= Given data =
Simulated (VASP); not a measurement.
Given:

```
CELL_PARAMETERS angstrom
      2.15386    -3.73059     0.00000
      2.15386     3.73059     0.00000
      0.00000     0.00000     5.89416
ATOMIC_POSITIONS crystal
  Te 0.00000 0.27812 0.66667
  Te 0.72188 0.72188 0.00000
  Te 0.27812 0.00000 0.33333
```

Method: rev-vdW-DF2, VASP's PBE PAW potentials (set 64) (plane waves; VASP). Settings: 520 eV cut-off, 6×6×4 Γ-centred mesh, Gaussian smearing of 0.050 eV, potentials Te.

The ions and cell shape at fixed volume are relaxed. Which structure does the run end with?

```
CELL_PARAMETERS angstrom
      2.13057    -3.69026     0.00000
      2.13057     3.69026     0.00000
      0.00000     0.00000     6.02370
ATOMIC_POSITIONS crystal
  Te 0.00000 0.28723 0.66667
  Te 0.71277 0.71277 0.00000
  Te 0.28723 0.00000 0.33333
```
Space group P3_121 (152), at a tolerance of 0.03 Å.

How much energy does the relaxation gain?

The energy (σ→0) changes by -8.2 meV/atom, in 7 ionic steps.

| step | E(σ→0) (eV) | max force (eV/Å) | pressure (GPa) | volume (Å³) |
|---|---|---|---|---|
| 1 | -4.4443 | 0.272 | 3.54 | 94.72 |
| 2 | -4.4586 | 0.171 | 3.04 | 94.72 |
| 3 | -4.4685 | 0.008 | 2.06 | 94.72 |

= Assignment =
All of the records above are to be printed again exactly as they appear.

= Answer area =
Simulated (VASP); not a measurement.
Given:

```
CELL_PARAMETERS angstrom
      2.15386    -3.73059     0.00000
      2.15386     3.73059     0.00000
      0.00000     0.00000     5.89416
ATOMIC_POSITIONS crystal
  Te 0.00000 0.27812 0.66667
  Te 0.72188 0.72188 0.00000
  Te 0.27812 0.00000 0.33333
```

Method: rev-vdW-DF2, VASP's PBE PAW potentials (set 64) (plane waves; VASP). Settings: 520 eV cut-off, 6×6×4 Γ-centred mesh, Gaussian smearing of 0.050 eV, potentials Te.

The ions and cell shape at fixed volume are relaxed. Which structure does the run end with?

```
CELL_PARAMETERS angstrom
      2.13057    -3.69026     0.00000
      2.13057     3.69026     0.00000
      0.00000     0.00000     6.02370
ATOMIC_POSITIONS crystal
  Te 0.00000 0.28723 0.66667
  Te 0.71277 0.71277 0.00000
  Te 0.28723 0.00000 0.33333
```
Space group P3_121 (152), at a tolerance of 0.03 Å.

How much energy does the relaxation gain?

The energy (σ→0) changes by -8.2 meV/atom, in 7 ionic steps.

| step | E(σ→0) (eV) | max force (eV/Å) | pressure (GPa) | volume (Å³) |
|---|---|---|---|---|
| 1 | -4.4443 | 0.272 | 3.54 | 94.72 |
| 2 | -4.4586 | 0.171 | 3.04 | 94.72 |
| 3 | -4.4685 | 0.008 | 2.06 | 94.72 |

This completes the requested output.